» GIVEN ENTRIES:
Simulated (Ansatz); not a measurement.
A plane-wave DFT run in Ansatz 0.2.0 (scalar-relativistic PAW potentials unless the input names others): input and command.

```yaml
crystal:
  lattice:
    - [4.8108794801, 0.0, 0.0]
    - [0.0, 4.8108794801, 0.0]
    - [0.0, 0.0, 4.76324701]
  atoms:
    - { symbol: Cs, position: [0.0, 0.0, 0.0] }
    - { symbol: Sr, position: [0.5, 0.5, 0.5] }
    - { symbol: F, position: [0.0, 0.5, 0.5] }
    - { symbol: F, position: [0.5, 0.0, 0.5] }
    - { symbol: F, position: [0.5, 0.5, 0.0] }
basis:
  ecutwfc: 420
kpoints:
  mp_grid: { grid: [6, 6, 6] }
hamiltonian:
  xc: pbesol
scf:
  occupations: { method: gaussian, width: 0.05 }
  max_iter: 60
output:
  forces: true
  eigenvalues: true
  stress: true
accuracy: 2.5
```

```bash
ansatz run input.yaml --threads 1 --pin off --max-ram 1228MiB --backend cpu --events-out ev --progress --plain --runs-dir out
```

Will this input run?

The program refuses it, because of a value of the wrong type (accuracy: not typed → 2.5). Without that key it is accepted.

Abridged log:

» WORK TASK: All the records shown above need to be given again exactly.

» WRITTEN ANSWER:
Simulated (Ansatz); not a measurement.
A plane-wave DFT run in Ansatz 0.2.0 (scalar-relativistic PAW potentials unless the input names others): input and command.

```yaml
crystal:
  lattice:
    - [4.8108794801, 0.0, 0.0]
    - [0.0, 4.8108794801, 0.0]
    - [0.0, 0.0, 4.76324701]
  atoms:
    - { symbol: Cs, position: [0.0, 0.0, 0.0] }
    - { symbol: Sr, position: [0.5, 0.5, 0.5] }
    - { symbol: F, position: [0.0, 0.5, 0.5] }
    - { symbol: F, position: [0.5, 0.0, 0.5] }
    - { symbol: F, position: [0.5, 0.5, 0.0] }
basis:
  ecutwfc: 420
kpoints:
  mp_grid: { grid: [6, 6, 6] }
hamiltonian:
  xc: pbesol
scf:
  occupations: { method: gaussian, width: 0.05 }
  max_iter: 60
output:
  forces: true
  eigenvalues: true
  stress: true
accuracy: 2.5
```

```bash
ansatz run input.yaml --threads 1 --pin off --max-ram 1228MiB --backend cpu --events-out ev --progress --plain --runs-dir out
```

Will this input run?

The program refuses it, because of a value of the wrong type (accuracy: not typed → 2.5). Without that key it is accepted.

Abridged log:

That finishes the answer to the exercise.